SUPPLIED RECORDS:
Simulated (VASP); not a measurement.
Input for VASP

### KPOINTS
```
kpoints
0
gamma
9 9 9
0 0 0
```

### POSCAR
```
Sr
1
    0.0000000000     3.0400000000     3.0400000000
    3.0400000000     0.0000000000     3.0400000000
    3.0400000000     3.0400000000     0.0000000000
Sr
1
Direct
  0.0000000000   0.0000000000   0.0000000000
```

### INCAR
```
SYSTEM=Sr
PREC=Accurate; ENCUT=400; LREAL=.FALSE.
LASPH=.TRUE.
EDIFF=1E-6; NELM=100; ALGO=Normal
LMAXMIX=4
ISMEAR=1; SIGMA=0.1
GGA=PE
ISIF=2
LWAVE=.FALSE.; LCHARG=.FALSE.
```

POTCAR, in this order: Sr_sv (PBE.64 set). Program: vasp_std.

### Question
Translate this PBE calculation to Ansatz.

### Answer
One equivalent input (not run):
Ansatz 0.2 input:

BRIEF:
Set down exactly the lines of the data above, beginning with the line that has "### Question" and ending with the line that has "One equivalent input", and no others.

WORKED SOLUTION:
### Question
Translate this PBE calculation to Ansatz.

### Answer
One equivalent input (not run):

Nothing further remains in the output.